((
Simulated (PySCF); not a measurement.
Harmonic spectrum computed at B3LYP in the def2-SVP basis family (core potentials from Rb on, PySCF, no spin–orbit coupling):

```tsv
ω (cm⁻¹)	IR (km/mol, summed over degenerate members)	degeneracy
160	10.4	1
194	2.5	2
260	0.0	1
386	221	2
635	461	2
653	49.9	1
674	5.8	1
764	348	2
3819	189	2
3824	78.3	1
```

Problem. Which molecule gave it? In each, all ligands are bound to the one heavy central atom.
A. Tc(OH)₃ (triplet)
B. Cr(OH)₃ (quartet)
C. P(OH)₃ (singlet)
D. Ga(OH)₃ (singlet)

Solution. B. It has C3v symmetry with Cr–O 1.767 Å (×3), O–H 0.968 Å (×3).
))

Repeat the data in full. Nothing may be dropped or altered.

Simulated (PySCF); not a measurement.
Harmonic spectrum computed at B3LYP in the def2-SVP basis family (core potentials from Rb on, PySCF, no spin–orbit coupling):

```tsv
ω (cm⁻¹)	IR (km/mol, summed over degenerate members)	degeneracy
160	10.4	1
194	2.5	2
260	0.0	1
386	221	2
635	461	2
653	49.9	1
674	5.8	1
764	348	2
3819	189	2
3824	78.3	1
```

Problem. Which molecule gave it? In each, all ligands are bound to the one heavy central atom.
A. Tc(OH)₃ (triplet)
B. Cr(OH)₃ (quartet)
C. P(OH)₃ (singlet)
D. Ga(OH)₃ (singlet)

Solution. B. It has C3v symmetry with Cr–O 1.767 Å (×3), O–H 0.968 Å (×3).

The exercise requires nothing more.